• _Action item_:
Give again the entries below exactly, beginning at the first line and ending at the line with "waves, PAW |".

Top of Data excerpts

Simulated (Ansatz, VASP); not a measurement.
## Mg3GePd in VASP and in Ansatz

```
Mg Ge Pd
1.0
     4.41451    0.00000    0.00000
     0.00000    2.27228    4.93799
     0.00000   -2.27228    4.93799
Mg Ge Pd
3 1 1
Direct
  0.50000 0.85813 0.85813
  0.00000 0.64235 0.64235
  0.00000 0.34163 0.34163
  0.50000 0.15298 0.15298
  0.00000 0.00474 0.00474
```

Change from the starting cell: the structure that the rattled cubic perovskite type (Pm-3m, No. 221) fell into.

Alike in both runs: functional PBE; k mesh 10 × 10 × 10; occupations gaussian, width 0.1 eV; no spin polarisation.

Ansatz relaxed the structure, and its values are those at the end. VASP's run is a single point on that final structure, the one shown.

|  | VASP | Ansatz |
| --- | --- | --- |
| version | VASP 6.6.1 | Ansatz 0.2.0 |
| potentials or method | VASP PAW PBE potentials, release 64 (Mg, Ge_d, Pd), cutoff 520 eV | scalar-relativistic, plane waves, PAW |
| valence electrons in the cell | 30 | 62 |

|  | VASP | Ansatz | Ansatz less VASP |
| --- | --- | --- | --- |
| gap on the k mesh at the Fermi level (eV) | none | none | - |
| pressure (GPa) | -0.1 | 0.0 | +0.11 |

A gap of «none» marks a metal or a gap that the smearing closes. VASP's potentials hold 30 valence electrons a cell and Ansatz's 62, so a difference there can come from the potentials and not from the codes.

Bottom of Data excerpts

• _Response_:
Simulated (Ansatz, VASP); not a measurement.
## Mg3GePd in VASP and in Ansatz

```
Mg Ge Pd
1.0
     4.41451    0.00000    0.00000
     0.00000    2.27228    4.93799
     0.00000   -2.27228    4.93799
Mg Ge Pd
3 1 1
Direct
  0.50000 0.85813 0.85813
  0.00000 0.64235 0.64235
  0.00000 0.34163 0.34163
  0.50000 0.15298 0.15298
  0.00000 0.00474 0.00474
```

Change from the starting cell: the structure that the rattled cubic perovskite type (Pm-3m, No. 221) fell into.

Alike in both runs: functional PBE; k mesh 10 × 10 × 10; occupations gaussian, width 0.1 eV; no spin polarisation.

Ansatz relaxed the structure, and its values are those at the end. VASP's run is a single point on that final structure, the one shown.

|  | VASP | Ansatz |
| --- | --- | --- |
| version | VASP 6.6.1 | Ansatz 0.2.0 |
| potentials or method | VASP PAW PBE potentials, release 64 (Mg, Ge_d, Pd), cutoff 520 eV | scalar-relativistic, plane waves, PAW |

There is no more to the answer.